* Work task:
From top to bottom, each entry below must be reproduced exactly.

* Data for analysis:
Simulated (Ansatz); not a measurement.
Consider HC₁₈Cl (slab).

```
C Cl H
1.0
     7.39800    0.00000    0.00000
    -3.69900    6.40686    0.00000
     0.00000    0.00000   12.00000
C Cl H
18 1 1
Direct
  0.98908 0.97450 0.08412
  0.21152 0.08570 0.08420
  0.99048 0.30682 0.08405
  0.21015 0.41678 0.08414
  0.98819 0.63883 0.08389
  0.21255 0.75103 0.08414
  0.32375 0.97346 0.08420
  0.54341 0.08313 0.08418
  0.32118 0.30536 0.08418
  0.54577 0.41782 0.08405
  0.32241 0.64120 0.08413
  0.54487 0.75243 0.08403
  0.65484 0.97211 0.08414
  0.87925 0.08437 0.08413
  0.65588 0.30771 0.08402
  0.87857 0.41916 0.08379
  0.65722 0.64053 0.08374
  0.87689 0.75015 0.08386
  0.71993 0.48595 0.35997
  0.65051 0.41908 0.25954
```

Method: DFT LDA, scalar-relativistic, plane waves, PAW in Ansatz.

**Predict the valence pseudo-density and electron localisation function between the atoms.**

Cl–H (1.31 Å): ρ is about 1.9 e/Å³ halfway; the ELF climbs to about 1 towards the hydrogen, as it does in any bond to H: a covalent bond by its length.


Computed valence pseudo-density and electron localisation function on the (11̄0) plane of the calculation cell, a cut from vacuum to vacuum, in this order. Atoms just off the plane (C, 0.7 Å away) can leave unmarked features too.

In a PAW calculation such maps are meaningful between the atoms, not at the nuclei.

* Task solution:
Simulated (Ansatz); not a measurement.
Consider HC₁₈Cl (slab).

```
C Cl H
1.0
     7.39800    0.00000    0.00000
    -3.69900    6.40686    0.00000
     0.00000    0.00000   12.00000
C Cl H
18 1 1
Direct
  0.98908 0.97450 0.08412
  0.21152 0.08570 0.08420
  0.99048 0.30682 0.08405
  0.21015 0.41678 0.08414
  0.98819 0.63883 0.08389
  0.21255 0.75103 0.08414
  0.32375 0.97346 0.08420
  0.54341 0.08313 0.08418
  0.32118 0.30536 0.08418
  0.54577 0.41782 0.08405
  0.32241 0.64120 0.08413
  0.54487 0.75243 0.08403
  0.65484 0.97211 0.08414
  0.87925 0.08437 0.08413
  0.65588 0.30771 0.08402
  0.87857 0.41916 0.08379
  0.65722 0.64053 0.08374
  0.87689 0.75015 0.08386
  0.71993 0.48595 0.35997
  0.65051 0.41908 0.25954
```

Method: DFT LDA, scalar-relativistic, plane waves, PAW in Ansatz.

**Predict the valence pseudo-density and electron localisation function between the atoms.**

Cl–H (1.31 Å): ρ is about 1.9 e/Å³ halfway; the ELF climbs to about 1 towards the hydrogen, as it does in any bond to H: a covalent bond by its length.


Computed valence pseudo-density and electron localisation function on the (11̄0) plane of the calculation cell, a cut from vacuum to vacuum, in this order. Atoms just off the plane (C, 0.7 Å away) can leave unmarked features too.

In a PAW calculation such maps are meaningful between the atoms, not at the nuclei.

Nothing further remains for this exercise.